## Work request
All of the records shown below need to be copied with no differences.

[Data for analysis Boundary: Start]

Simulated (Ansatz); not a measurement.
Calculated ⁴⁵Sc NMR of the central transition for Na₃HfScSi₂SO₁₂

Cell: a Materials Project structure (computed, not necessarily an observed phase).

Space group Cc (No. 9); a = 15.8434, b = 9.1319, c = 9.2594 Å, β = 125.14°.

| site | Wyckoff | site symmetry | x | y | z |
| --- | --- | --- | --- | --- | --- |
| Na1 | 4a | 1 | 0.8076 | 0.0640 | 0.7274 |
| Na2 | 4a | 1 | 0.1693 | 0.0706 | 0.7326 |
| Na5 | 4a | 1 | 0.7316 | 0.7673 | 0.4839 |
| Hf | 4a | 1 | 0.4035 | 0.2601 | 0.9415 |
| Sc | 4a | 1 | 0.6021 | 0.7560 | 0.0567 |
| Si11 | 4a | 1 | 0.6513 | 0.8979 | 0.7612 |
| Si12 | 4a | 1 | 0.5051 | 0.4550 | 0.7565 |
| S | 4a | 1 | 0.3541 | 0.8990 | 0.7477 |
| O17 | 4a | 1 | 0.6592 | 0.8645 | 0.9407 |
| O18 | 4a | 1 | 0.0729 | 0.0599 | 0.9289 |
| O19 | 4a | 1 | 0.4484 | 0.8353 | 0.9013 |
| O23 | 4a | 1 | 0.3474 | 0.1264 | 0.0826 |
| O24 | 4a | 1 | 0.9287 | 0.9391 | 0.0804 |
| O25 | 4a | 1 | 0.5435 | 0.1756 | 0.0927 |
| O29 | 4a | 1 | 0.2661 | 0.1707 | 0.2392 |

[Data for analysis Boundary: End]

## Task response
Simulated (Ansatz); not a measurement.
Calculated ⁴⁵Sc NMR of the central transition for Na₃HfScSi₂SO₁₂

Cell: a Materials Project structure (computed, not necessarily an observed phase).

Space group Cc (No. 9); a = 15.8434, b = 9.1319, c = 9.2594 Å, β = 125.14°.

| site | Wyckoff | site symmetry | x | y | z |
| --- | --- | --- | --- | --- | --- |
| Na1 | 4a | 1 | 0.8076 | 0.0640 | 0.7274 |
| Na2 | 4a | 1 | 0.1693 | 0.0706 | 0.7326 |
| Na5 | 4a | 1 | 0.7316 | 0.7673 | 0.4839 |
| Hf | 4a | 1 | 0.4035 | 0.2601 | 0.9415 |
| Sc | 4a | 1 | 0.6021 | 0.7560 | 0.0567 |
| Si11 | 4a | 1 | 0.6513 | 0.8979 | 0.7612 |
| Si12 | 4a | 1 | 0.5051 | 0.4550 | 0.7565 |
| S | 4a | 1 | 0.3541 | 0.8990 | 0.7477 |
| O17 | 4a | 1 | 0.6592 | 0.8645 | 0.9407 |
| O18 | 4a | 1 | 0.0729 | 0.0599 | 0.9289 |
| O19 | 4a | 1 | 0.4484 | 0.8353 | 0.9013 |
| O23 | 4a | 1 | 0.3474 | 0.1264 | 0.0826 |
| O24 | 4a | 1 | 0.9287 | 0.9391 | 0.0804 |
| O25 | 4a | 1 | 0.5435 | 0.1756 | 0.0927 |
| O29 | 4a | 1 | 0.2661 | 0.1707 | 0.2392 |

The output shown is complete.